From the entries below, copy exactly the lines from the one that contains "These are equilibrium" through the one that contains "the condensed phases.", both included, and only those.

=== Extracted data ===

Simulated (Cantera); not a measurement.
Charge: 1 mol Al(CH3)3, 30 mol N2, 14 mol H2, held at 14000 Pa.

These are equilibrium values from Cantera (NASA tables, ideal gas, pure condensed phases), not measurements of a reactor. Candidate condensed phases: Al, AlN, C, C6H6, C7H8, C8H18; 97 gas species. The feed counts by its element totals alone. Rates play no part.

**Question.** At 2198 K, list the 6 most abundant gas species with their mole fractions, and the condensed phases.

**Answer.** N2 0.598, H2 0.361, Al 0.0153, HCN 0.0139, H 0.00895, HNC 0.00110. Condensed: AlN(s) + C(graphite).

===

Exercise output:
These are equilibrium values from Cantera (NASA tables, ideal gas, pure condensed phases), not measurements of a reactor. Candidate condensed phases: Al, AlN, C, C6H6, C7H8, C8H18; 97 gas species. The feed counts by its element totals alone. Rates play no part.

**Question.** At 2198 K, list the 6 most abundant gas species with their mole fractions, and the condensed phases.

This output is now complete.